- [Exercise]
Your answer must be the lines of the entries below, exactly as written, from the first line through the line containing "Level of theory: DFT, PBE, all-electron".

- [Record set]
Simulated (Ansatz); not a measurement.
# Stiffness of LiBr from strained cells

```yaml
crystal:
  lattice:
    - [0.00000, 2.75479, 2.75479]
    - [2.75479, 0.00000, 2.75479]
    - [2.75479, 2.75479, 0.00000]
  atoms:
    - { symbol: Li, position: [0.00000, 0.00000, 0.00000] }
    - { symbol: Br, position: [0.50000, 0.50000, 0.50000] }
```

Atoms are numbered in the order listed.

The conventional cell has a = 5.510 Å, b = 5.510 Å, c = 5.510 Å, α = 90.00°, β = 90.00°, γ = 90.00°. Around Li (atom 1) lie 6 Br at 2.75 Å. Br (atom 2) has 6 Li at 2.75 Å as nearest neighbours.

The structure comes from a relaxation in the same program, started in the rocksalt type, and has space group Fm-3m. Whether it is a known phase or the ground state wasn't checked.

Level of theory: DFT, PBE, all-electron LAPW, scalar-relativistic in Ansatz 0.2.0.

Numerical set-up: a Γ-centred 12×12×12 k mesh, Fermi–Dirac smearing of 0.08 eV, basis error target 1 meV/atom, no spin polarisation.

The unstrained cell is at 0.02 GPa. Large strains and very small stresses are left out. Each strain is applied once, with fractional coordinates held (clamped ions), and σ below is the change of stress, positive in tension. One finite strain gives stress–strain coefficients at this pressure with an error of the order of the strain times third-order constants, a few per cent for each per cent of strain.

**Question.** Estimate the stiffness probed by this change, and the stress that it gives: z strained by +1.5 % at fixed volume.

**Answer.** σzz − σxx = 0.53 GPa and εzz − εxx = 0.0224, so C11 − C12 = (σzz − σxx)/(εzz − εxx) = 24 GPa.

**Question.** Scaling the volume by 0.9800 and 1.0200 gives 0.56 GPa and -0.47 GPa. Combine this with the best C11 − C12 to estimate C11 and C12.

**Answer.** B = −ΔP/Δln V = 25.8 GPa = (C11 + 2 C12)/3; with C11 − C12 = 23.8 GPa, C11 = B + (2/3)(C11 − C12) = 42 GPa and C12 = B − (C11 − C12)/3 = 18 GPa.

- [Problem solution]
Simulated (Ansatz); not a measurement.
# Stiffness of LiBr from strained cells

```yaml
crystal:
  lattice:
    - [0.00000, 2.75479, 2.75479]
    - [2.75479, 0.00000, 2.75479]
    - [2.75479, 2.75479, 0.00000]
  atoms:
    - { symbol: Li, position: [0.00000, 0.00000, 0.00000] }
    - { symbol: Br, position: [0.50000, 0.50000, 0.50000] }
```

Atoms are numbered in the order listed.

The conventional cell has a = 5.510 Å, b = 5.510 Å, c = 5.510 Å, α = 90.00°, β = 90.00°, γ = 90.00°. Around Li (atom 1) lie 6 Br at 2.75 Å. Br (atom 2) has 6 Li at 2.75 Å as nearest neighbours.

The structure comes from a relaxation in the same program, started in the rocksalt type, and has space group Fm-3m. Whether it is a known phase or the ground state wasn't checked.

Level of theory: DFT, PBE, all-electron LAPW, scalar-relativistic in Ansatz 0.2.0.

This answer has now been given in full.